Task item:
Would you please return the lines of the entries below starting at the line that has "At the start: pressure" and ending at the line that has "to 0.05 Å).", both included, exactly as they are?

'''

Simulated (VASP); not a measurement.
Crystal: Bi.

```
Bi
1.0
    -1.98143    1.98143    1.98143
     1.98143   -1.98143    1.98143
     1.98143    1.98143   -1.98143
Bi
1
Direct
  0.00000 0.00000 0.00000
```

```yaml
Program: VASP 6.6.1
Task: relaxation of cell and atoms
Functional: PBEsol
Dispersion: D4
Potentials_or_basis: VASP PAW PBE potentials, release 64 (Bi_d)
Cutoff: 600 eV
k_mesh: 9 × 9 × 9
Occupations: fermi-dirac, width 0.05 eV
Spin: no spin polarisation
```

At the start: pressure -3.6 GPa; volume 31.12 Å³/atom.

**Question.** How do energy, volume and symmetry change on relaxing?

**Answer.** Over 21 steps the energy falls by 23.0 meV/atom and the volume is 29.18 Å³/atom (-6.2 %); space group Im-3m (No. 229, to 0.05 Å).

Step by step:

'''

Response box:
At the start: pressure -3.6 GPa; volume 31.12 Å³/atom.

**Question.** How do energy, volume and symmetry change on relaxing?

**Answer.** Over 21 steps the energy falls by 23.0 meV/atom and the volume is 29.18 Å³/atom (-6.2 %); space group Im-3m (No. 229, to 0.05 Å).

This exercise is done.